## DATA SHOWN
^^^^

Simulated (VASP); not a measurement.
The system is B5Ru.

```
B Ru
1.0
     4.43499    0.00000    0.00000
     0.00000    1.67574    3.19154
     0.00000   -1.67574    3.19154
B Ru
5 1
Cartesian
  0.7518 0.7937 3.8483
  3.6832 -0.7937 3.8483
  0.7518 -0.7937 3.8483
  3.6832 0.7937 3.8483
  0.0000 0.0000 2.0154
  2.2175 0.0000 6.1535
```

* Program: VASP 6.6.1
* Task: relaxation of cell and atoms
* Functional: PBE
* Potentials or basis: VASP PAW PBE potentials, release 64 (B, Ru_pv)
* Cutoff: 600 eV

^^^^

## ASSIGNED TASK
Write out a word-for-word copy of every entry above.

## EXERCISE RESPONSE
Simulated (VASP); not a measurement.
The system is B5Ru.

```
B Ru
1.0
     4.43499    0.00000    0.00000
     0.00000    1.67574    3.19154
     0.00000   -1.67574    3.19154
B Ru
5 1
Cartesian
  0.7518 0.7937 3.8483
  3.6832 -0.7937 3.8483
  0.7518 -0.7937 3.8483
  3.6832 0.7937 3.8483
  0.0000 0.0000 2.0154
  2.2175 0.0000 6.1535
```

* Program: VASP 6.6.1
* Task: relaxation of cell and atoms
* Functional: PBE
* Potentials or basis: VASP PAW PBE potentials, release 64 (B, Ru_pv)
* Cutoff: 600 eV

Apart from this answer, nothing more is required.